### Assignment
Restate the listing below word for word.

### Dataset content
=== Begin Enclosure ===

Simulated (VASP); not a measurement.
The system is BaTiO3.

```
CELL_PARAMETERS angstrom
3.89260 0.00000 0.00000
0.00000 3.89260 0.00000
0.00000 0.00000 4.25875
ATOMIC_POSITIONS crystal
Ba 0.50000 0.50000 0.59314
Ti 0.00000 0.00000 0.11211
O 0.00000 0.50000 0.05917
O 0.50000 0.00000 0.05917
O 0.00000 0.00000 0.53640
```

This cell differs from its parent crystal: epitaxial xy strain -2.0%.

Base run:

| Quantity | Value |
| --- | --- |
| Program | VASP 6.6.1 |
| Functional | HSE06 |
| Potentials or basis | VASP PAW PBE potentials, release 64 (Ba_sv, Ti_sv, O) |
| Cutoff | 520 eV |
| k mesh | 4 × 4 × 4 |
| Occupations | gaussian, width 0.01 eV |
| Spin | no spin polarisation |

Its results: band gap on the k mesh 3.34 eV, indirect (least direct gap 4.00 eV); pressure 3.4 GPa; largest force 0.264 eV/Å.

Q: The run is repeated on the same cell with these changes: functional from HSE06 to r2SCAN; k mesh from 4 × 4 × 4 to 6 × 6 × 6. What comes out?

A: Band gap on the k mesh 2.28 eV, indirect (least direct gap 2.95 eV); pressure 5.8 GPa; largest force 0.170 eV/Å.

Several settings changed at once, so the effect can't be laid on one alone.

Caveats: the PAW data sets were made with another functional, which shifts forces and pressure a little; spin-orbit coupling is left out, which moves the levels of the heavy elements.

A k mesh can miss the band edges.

=== End Enclosure ===

### Answer area
Simulated (VASP); not a measurement.
The system is BaTiO3.

```
CELL_PARAMETERS angstrom
3.89260 0.00000 0.00000
0.00000 3.89260 0.00000
0.00000 0.00000 4.25875
ATOMIC_POSITIONS crystal
Ba 0.50000 0.50000 0.59314
Ti 0.00000 0.00000 0.11211
O 0.00000 0.50000 0.05917
O 0.50000 0.00000 0.05917
O 0.00000 0.00000 0.53640
```

This cell differs from its parent crystal: epitaxial xy strain -2.0%.

Base run:

| Quantity | Value |
| --- | --- |
| Program | VASP 6.6.1 |
| Functional | HSE06 |
| Potentials or basis | VASP PAW PBE potentials, release 64 (Ba_sv, Ti_sv, O) |
| Cutoff | 520 eV |
| k mesh | 4 × 4 × 4 |
| Occupations | gaussian, width 0.01 eV |
| Spin | no spin polarisation |

Its results: band gap on the k mesh 3.34 eV, indirect (least direct gap 4.00 eV); pressure 3.4 GPa; largest force 0.264 eV/Å.

Q: The run is repeated on the same cell with these changes: functional from HSE06 to r2SCAN; k mesh from 4 × 4 × 4 to 6 × 6 × 6. What comes out?

A: Band gap on the k mesh 2.28 eV, indirect (least direct gap 2.95 eV); pressure 5.8 GPa; largest force 0.170 eV/Å.

Several settings changed at once, so the effect can't be laid on one alone.

Caveats: the PAW data sets were made with another functional, which shifts forces and pressure a little; spin-orbit coupling is left out, which moves the levels of the heavy elements.

A k mesh can miss the band edges.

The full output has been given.